EXERCISE:
Reproduce exactly the lines from the top of the records below through the line holding "6.2e+06 | um/h |".

EXTRACTED MATERIAL:
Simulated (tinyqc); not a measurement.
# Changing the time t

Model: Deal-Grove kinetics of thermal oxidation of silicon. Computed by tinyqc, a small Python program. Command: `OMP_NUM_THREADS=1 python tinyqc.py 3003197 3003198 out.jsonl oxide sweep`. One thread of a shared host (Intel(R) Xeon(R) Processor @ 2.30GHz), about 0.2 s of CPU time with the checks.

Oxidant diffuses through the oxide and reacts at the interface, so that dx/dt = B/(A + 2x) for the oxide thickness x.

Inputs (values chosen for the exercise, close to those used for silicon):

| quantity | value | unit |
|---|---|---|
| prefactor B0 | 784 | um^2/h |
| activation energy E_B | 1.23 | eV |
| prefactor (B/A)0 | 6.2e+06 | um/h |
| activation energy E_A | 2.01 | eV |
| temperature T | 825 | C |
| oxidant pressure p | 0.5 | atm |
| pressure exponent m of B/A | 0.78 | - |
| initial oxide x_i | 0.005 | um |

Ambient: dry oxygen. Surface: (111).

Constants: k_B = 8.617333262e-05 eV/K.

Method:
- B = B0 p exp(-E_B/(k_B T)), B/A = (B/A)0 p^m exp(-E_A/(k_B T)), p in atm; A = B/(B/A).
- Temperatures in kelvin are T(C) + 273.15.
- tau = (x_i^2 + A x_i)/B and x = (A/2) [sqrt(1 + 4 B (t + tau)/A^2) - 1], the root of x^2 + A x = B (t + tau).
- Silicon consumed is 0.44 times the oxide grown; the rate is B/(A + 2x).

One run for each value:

EXERCISE SOLUTION:
Simulated (tinyqc); not a measurement.
# Changing the time t

Model: Deal-Grove kinetics of thermal oxidation of silicon. Computed by tinyqc, a small Python program. Command: `OMP_NUM_THREADS=1 python tinyqc.py 3003197 3003198 out.jsonl oxide sweep`. One thread of a shared host (Intel(R) Xeon(R) Processor @ 2.30GHz), about 0.2 s of CPU time with the checks.

Oxidant diffuses through the oxide and reacts at the interface, so that dx/dt = B/(A + 2x) for the oxide thickness x.

Inputs (values chosen for the exercise, close to those used for silicon):

| quantity | value | unit |
|---|---|---|
| prefactor B0 | 784 | um^2/h |
| activation energy E_B | 1.23 | eV |
| prefactor (B/A)0 | 6.2e+06 | um/h |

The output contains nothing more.